==*==

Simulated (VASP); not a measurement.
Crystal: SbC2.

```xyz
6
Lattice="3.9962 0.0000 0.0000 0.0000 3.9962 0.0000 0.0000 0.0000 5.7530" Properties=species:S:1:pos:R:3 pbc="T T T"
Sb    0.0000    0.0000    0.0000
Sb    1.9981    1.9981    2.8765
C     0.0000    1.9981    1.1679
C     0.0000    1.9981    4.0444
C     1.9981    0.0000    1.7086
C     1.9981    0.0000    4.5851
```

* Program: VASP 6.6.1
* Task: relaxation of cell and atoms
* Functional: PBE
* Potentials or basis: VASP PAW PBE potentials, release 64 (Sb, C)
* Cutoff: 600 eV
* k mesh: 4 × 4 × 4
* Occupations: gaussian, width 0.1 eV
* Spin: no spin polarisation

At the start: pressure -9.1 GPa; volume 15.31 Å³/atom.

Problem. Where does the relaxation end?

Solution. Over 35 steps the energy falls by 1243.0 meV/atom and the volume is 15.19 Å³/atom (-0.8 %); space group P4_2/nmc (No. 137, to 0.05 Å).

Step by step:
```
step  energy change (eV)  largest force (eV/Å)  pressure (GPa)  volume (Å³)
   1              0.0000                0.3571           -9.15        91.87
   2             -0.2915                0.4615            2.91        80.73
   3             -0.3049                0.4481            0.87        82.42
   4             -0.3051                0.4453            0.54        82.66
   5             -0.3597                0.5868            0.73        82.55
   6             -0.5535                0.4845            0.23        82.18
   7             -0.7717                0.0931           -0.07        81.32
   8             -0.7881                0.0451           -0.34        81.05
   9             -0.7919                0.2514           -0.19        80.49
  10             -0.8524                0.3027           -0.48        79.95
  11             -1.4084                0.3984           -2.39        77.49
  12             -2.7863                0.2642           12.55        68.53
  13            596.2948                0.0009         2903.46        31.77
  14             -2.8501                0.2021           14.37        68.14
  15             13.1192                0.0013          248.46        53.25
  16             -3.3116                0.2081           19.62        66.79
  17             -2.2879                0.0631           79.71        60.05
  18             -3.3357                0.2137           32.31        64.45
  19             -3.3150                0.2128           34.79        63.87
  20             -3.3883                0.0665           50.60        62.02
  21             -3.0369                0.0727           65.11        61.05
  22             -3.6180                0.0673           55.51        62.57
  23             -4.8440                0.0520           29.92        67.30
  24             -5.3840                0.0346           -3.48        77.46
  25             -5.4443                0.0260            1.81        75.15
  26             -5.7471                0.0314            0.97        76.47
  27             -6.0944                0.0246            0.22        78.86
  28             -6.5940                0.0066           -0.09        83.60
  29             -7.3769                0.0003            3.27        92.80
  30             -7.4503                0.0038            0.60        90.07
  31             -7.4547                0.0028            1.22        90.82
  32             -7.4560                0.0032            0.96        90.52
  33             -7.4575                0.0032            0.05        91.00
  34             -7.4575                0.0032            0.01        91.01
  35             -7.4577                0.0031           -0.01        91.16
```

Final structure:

==*==

#### Action item:
Beginning with the very first line of the material, please return exactly each line down to and including the one with "release 64 (Sb, C)".

#### Answer area:
Simulated (VASP); not a measurement.
Crystal: SbC2.

```xyz
6
Lattice="3.9962 0.0000 0.0000 0.0000 3.9962 0.0000 0.0000 0.0000 5.7530" Properties=species:S:1:pos:R:3 pbc="T T T"
Sb    0.0000    0.0000    0.0000
Sb    1.9981    1.9981    2.8765
C     0.0000    1.9981    1.1679
C     0.0000    1.9981    4.0444
C     1.9981    0.0000    1.7086
C     1.9981    0.0000    4.5851
```

* Program: VASP 6.6.1
* Task: relaxation of cell and atoms
* Functional: PBE
* Potentials or basis: VASP PAW PBE potentials, release 64 (Sb, C)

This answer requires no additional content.